Work task:
Every record is to be printed exactly as it appears.

[Record set — start]

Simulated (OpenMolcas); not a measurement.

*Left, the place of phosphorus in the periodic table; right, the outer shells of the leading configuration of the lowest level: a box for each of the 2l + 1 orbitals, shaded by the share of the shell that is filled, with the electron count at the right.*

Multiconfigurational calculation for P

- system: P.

[Record set — finish]

Worked solution:
Simulated (OpenMolcas); not a measurement.

*Left, the place of phosphorus in the periodic table; right, the outer shells of the leading configuration of the lowest level: a box for each of the 2l + 1 orbitals, shaded by the share of the shell that is filled, with the electron count at the right.*

Multiconfigurational calculation for P

- system: P.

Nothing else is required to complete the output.